Work order: Please output the data exactly, without omitting anything.

++++++++++

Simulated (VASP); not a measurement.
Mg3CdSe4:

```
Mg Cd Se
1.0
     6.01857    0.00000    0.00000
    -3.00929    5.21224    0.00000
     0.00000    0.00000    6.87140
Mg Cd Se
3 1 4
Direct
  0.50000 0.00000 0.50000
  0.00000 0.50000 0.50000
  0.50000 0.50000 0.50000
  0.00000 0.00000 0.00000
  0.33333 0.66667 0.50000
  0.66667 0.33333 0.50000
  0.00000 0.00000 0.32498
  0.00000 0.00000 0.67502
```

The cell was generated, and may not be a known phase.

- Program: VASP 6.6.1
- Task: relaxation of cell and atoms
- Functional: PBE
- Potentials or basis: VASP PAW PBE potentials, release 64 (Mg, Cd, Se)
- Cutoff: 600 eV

++++++++++

Response:
Simulated (VASP); not a measurement.
Mg3CdSe4:

```
Mg Cd Se
1.0
     6.01857    0.00000    0.00000
    -3.00929    5.21224    0.00000
     0.00000    0.00000    6.87140
Mg Cd Se
3 1 4
Direct
  0.50000 0.00000 0.50000
  0.00000 0.50000 0.50000
  0.50000 0.50000 0.50000
  0.00000 0.00000 0.00000
  0.33333 0.66667 0.50000
  0.66667 0.33333 0.50000
  0.00000 0.00000 0.32498
  0.00000 0.00000 0.67502
```

The cell was generated, and may not be a known phase.

- Program: VASP 6.6.1
- Task: relaxation of cell and atoms
- Functional: PBE
- Potentials or basis: VASP PAW PBE potentials, release 64 (Mg, Cd, Se)
- Cutoff: 600 eV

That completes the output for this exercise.